For the material below, return exactly the lines starting at the one holding "- scf_type = cd, cholesky_tolerance = 1e-06" and ending at the one holding "Problem. Which of", counting both as part of the range.

____________

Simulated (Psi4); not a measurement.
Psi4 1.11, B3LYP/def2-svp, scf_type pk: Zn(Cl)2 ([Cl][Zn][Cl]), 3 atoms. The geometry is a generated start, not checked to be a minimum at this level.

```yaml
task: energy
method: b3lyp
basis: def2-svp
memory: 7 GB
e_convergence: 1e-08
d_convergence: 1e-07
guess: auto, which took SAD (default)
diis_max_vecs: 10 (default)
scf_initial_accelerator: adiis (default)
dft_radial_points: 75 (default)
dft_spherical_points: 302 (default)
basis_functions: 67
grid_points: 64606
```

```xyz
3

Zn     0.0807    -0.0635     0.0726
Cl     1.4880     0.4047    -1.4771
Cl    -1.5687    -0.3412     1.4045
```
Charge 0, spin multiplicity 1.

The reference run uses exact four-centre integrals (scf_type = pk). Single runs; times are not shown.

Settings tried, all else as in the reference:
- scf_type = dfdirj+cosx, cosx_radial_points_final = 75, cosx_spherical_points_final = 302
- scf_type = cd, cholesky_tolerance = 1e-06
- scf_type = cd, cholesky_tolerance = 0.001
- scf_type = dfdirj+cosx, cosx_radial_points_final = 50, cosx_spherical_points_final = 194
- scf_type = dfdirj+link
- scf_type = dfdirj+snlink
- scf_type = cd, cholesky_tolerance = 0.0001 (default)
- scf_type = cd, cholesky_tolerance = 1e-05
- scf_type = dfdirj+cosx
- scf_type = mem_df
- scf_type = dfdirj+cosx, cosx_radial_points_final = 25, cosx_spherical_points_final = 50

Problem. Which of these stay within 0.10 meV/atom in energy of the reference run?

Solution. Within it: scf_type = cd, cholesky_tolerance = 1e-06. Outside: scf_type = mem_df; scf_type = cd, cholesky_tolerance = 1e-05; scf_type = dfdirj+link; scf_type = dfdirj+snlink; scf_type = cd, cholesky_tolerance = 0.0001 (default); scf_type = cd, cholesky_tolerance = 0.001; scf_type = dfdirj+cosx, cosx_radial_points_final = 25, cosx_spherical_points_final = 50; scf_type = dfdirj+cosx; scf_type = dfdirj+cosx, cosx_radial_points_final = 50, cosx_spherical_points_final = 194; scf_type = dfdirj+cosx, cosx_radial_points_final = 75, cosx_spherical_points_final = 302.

____________

> _Exercise result_
- scf_type = cd, cholesky_tolerance = 1e-06
- scf_type = cd, cholesky_tolerance = 0.001
- scf_type = dfdirj+cosx, cosx_radial_points_final = 50, cosx_spherical_points_final = 194
- scf_type = dfdirj+link
- scf_type = dfdirj+snlink
- scf_type = cd, cholesky_tolerance = 0.0001 (default)
- scf_type = cd, cholesky_tolerance = 1e-05
- scf_type = dfdirj+cosx
- scf_type = mem_df
- scf_type = dfdirj+cosx, cosx_radial_points_final = 25, cosx_spherical_points_final = 50

Problem. Which of these stay within 0.10 meV/atom in energy of the reference run?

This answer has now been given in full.